Set down the listing below verbatim, but only from its first line through the line containing "Hardware: 1 thread".

>>>>>

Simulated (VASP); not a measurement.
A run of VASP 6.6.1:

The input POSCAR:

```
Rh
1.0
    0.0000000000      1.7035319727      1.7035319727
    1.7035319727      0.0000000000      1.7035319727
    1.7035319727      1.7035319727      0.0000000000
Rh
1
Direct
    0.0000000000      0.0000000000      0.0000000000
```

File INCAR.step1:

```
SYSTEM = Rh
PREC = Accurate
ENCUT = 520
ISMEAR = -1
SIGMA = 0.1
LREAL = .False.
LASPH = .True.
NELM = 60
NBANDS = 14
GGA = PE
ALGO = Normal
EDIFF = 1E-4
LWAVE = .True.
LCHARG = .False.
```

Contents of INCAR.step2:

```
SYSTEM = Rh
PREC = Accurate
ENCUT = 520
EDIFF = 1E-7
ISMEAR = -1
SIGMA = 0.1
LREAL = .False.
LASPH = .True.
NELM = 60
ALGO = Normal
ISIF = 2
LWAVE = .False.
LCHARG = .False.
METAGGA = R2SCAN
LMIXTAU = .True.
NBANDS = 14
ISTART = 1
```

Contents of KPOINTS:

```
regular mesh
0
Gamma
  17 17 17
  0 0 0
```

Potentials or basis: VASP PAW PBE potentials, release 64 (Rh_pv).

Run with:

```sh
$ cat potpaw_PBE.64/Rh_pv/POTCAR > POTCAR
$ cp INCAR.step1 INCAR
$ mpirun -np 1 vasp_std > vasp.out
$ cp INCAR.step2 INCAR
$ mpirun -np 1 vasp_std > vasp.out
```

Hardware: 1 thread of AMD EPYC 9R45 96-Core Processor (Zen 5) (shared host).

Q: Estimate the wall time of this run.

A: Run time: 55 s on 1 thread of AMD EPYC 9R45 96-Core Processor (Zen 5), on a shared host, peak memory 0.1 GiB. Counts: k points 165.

<<<<<

RESPONSE AREA:
Simulated (VASP); not a measurement.
A run of VASP 6.6.1:

The input POSCAR:

```
Rh
1.0
    0.0000000000      1.7035319727      1.7035319727
    1.7035319727      0.0000000000      1.7035319727
    1.7035319727      1.7035319727      0.0000000000
Rh
1
Direct
    0.0000000000      0.0000000000      0.0000000000
```

File INCAR.step1:

```
SYSTEM = Rh
PREC = Accurate
ENCUT = 520
ISMEAR = -1
SIGMA = 0.1
LREAL = .False.
LASPH = .True.
NELM = 60
NBANDS = 14
GGA = PE
ALGO = Normal
EDIFF = 1E-4
LWAVE = .True.
LCHARG = .False.
```

Contents of INCAR.step2:

```
SYSTEM = Rh
PREC = Accurate
ENCUT = 520
EDIFF = 1E-7
ISMEAR = -1
SIGMA = 0.1
LREAL = .False.
LASPH = .True.
NELM = 60
ALGO = Normal
ISIF = 2
LWAVE = .False.
LCHARG = .False.
METAGGA = R2SCAN
LMIXTAU = .True.
NBANDS = 14
ISTART = 1
```

Contents of KPOINTS:

```
regular mesh
0
Gamma
  17 17 17
  0 0 0
```

Potentials or basis: VASP PAW PBE potentials, release 64 (Rh_pv).

Run with:

```sh
$ cat potpaw_PBE.64/Rh_pv/POTCAR > POTCAR
$ cp INCAR.step1 INCAR
$ mpirun -np 1 vasp_std > vasp.out
$ cp INCAR.step2 INCAR
$ mpirun -np 1 vasp_std > vasp.out
```

Hardware: 1 thread of AMD EPYC 9R45 96-Core Processor (Zen 5) (shared host).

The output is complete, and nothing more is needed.